* _ACTIVITY_: Among the entries below, take the line with "Quantity: vertical ionisation" and the line with "Level 2: PBE/6-31G*", and output them and every line between them exactly, with nothing else.

* _RAW DATA_:
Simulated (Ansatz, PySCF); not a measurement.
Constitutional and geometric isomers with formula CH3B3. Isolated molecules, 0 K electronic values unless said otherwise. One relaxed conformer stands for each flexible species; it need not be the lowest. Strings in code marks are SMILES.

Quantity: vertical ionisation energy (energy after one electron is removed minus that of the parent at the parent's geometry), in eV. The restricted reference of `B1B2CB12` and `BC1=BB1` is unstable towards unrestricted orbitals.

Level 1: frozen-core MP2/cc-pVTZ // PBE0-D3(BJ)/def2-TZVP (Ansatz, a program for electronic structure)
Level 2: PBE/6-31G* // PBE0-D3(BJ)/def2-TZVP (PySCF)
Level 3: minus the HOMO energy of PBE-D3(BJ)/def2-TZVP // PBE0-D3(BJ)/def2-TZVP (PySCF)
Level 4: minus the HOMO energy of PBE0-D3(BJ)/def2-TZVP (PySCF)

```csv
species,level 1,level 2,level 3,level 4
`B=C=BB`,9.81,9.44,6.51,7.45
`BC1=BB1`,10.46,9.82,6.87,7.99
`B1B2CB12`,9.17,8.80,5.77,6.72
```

* _WRITTEN ANSWER_:
Quantity: vertical ionisation energy (energy after one electron is removed minus that of the parent at the parent's geometry), in eV. The restricted reference of `B1B2CB12` and `BC1=BB1` is unstable towards unrestricted orbitals.

Level 1: frozen-core MP2/cc-pVTZ // PBE0-D3(BJ)/def2-TZVP (Ansatz, a program for electronic structure)
Level 2: PBE/6-31G* // PBE0-D3(BJ)/def2-TZVP (PySCF)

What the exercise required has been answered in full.